_TASK ITEM_:
From the line with "(1.685, -0.410, -0.305)" through the line with "Times are rough, for", inclusive, return each line of the data below exactly and leave the rest out.

Start of Block

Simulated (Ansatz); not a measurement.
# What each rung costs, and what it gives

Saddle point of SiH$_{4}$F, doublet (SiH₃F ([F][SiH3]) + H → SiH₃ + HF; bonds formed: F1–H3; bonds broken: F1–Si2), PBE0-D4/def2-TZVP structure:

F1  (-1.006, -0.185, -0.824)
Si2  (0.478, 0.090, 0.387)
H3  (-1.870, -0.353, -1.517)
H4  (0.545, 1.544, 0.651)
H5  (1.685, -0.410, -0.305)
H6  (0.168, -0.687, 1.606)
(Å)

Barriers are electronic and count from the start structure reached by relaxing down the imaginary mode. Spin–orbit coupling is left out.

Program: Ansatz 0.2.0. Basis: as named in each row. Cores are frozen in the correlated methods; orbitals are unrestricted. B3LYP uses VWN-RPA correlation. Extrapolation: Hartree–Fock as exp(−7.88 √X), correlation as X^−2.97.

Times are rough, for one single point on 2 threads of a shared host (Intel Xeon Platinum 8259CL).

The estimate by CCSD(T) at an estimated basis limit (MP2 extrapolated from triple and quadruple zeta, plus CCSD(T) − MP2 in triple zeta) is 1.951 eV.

End of Block

_EXERCISE ANSWER_:
H5  (1.685, -0.410, -0.305)
H6  (0.168, -0.687, 1.606)
(Å)

Barriers are electronic and count from the start structure reached by relaxing down the imaginary mode. Spin–orbit coupling is left out.

Program: Ansatz 0.2.0. Basis: as named in each row. Cores are frozen in the correlated methods; orbitals are unrestricted. B3LYP uses VWN-RPA correlation. Extrapolation: Hartree–Fock as exp(−7.88 √X), correlation as X^−2.97.

Times are rough, for one single point on 2 threads of a shared host (Intel Xeon Platinum 8259CL).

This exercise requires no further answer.